---------- RECORD EXTRACTS ----------

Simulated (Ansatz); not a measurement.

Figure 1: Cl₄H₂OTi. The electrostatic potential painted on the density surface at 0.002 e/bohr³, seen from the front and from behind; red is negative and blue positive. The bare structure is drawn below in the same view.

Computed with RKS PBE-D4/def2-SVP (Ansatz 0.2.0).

----------

▶ TASK ITEM
Produce a word-for-word restatement of all the records.

▶ EXERCISE SOLUTION
Simulated (Ansatz); not a measurement.

Figure 1: Cl₄H₂OTi. The electrostatic potential painted on the density surface at 0.002 e/bohr³, seen from the front and from behind; red is negative and blue positive. The bare structure is drawn below in the same view.

Computed with RKS PBE-D4/def2-SVP (Ansatz 0.2.0).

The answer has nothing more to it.